----------------------------------------
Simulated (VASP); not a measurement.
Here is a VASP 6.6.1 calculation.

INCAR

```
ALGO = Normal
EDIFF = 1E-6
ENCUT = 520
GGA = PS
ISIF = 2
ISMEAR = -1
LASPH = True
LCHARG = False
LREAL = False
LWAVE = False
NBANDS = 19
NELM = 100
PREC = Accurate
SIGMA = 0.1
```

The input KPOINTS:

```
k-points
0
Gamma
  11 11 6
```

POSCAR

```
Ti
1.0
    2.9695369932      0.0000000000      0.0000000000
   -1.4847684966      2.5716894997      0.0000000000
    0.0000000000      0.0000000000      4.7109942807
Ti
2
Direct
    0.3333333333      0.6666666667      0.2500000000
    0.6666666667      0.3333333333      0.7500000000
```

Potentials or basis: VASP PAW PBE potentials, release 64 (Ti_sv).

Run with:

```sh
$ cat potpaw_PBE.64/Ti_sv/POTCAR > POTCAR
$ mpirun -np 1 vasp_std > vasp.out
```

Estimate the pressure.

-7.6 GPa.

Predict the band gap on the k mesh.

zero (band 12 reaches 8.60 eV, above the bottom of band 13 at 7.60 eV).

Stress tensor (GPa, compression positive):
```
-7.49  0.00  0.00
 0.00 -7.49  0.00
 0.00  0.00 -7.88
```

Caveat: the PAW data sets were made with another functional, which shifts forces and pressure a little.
----------------------------------------

## REQUIRED ACTION
Emit an exact copy of the lines spanning the start of the records to the line containing "zero (band 12", inclusive, and no other output.

## RESPONSE AREA
Simulated (VASP); not a measurement.
Here is a VASP 6.6.1 calculation.

INCAR

```
ALGO = Normal
EDIFF = 1E-6
ENCUT = 520
GGA = PS
ISIF = 2
ISMEAR = -1
LASPH = True
LCHARG = False
LREAL = False
LWAVE = False
NBANDS = 19
NELM = 100
PREC = Accurate
SIGMA = 0.1
```

The input KPOINTS:

```
k-points
0
Gamma
  11 11 6
```

POSCAR

```
Ti
1.0
    2.9695369932      0.0000000000      0.0000000000
   -1.4847684966      2.5716894997      0.0000000000
    0.0000000000      0.0000000000      4.7109942807
Ti
2
Direct
    0.3333333333      0.6666666667      0.2500000000
    0.6666666667      0.3333333333      0.7500000000
```

Potentials or basis: VASP PAW PBE potentials, release 64 (Ti_sv).

Run with:

```sh
$ cat potpaw_PBE.64/Ti_sv/POTCAR > POTCAR
$ mpirun -np 1 vasp_std > vasp.out
```

Estimate the pressure.

-7.6 GPa.

Predict the band gap on the k mesh.

zero (band 12 reaches 8.60 eV, above the bottom of band 13 at 7.60 eV).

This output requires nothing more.